Print the first line of the data below and every one after it, through the line containing "This is a report", exactly as written.

» **Provided data**:
━━━━━━━━━━━━━━━━
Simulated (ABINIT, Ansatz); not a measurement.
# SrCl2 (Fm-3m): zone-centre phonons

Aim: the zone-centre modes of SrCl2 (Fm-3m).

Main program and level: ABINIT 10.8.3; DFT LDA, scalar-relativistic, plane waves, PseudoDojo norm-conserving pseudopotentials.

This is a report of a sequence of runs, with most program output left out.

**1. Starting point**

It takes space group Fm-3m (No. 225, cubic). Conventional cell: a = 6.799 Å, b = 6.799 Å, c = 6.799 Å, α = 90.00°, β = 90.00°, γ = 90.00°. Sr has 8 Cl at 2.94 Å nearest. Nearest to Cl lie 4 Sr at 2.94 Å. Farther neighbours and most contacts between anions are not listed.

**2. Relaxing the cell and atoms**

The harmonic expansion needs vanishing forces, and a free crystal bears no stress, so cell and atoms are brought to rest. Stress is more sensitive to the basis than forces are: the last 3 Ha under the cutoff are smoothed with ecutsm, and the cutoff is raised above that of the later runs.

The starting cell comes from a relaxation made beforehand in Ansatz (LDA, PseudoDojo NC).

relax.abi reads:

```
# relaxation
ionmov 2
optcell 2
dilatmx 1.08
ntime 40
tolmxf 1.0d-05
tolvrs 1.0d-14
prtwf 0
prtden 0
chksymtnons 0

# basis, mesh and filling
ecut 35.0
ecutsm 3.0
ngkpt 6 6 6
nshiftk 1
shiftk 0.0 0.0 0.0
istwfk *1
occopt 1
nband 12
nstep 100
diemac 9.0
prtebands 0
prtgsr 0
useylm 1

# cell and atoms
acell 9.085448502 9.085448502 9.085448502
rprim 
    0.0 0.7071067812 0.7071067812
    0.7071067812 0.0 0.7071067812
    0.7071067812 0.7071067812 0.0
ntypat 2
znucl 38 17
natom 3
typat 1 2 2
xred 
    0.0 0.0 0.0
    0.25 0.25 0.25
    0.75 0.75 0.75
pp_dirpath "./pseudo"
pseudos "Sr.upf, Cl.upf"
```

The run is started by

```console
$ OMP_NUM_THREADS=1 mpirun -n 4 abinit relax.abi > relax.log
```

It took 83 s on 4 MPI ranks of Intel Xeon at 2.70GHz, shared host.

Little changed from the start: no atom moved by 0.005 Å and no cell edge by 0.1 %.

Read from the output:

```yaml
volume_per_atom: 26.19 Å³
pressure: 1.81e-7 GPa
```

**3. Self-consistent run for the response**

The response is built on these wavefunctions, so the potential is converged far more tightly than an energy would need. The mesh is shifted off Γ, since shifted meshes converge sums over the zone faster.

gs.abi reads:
━━━━━━━━━━━━━━━━

» **Exercise solution**:
Simulated (ABINIT, Ansatz); not a measurement.
# SrCl2 (Fm-3m): zone-centre phonons

Aim: the zone-centre modes of SrCl2 (Fm-3m).

Main program and level: ABINIT 10.8.3; DFT LDA, scalar-relativistic, plane waves, PseudoDojo norm-conserving pseudopotentials.

This is a report of a sequence of runs, with most program output left out.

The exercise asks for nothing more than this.